▶ [RECORDED DATA]
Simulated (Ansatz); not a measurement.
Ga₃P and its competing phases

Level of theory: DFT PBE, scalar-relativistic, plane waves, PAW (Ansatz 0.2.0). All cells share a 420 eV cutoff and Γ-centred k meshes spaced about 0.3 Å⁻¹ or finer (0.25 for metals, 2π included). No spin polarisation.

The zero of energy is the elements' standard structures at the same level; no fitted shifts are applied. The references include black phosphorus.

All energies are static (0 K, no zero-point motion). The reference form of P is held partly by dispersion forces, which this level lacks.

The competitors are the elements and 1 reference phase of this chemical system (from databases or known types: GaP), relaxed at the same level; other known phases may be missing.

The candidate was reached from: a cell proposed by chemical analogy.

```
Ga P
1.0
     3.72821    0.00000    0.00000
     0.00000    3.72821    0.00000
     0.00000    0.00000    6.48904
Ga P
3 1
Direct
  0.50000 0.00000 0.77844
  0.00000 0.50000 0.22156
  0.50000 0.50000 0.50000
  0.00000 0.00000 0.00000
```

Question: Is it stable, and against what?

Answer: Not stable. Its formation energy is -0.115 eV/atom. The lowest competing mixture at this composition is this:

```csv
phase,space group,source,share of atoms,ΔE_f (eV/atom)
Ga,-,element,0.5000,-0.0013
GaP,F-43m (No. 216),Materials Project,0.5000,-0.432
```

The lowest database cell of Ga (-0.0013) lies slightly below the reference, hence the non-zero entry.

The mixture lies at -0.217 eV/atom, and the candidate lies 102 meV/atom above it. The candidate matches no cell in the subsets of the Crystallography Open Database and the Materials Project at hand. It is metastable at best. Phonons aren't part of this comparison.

▶ [REQUIREMENT]
Set down, exactly as written, each line of the data from its opening line through the one containing "Question: Is it stable, and against what?". Output nothing more.

▶ [YOUR SOLUTION]
Simulated (Ansatz); not a measurement.
Ga₃P and its competing phases

Level of theory: DFT PBE, scalar-relativistic, plane waves, PAW (Ansatz 0.2.0). All cells share a 420 eV cutoff and Γ-centred k meshes spaced about 0.3 Å⁻¹ or finer (0.25 for metals, 2π included). No spin polarisation.

The zero of energy is the elements' standard structures at the same level; no fitted shifts are applied. The references include black phosphorus.

All energies are static (0 K, no zero-point motion). The reference form of P is held partly by dispersion forces, which this level lacks.

The competitors are the elements and 1 reference phase of this chemical system (from databases or known types: GaP), relaxed at the same level; other known phases may be missing.

The candidate was reached from: a cell proposed by chemical analogy.

```
Ga P
1.0
     3.72821    0.00000    0.00000
     0.00000    3.72821    0.00000
     0.00000    0.00000    6.48904
Ga P
3 1
Direct
  0.50000 0.00000 0.77844
  0.00000 0.50000 0.22156
  0.50000 0.50000 0.50000
  0.00000 0.00000 0.00000
```

Question: Is it stable, and against what?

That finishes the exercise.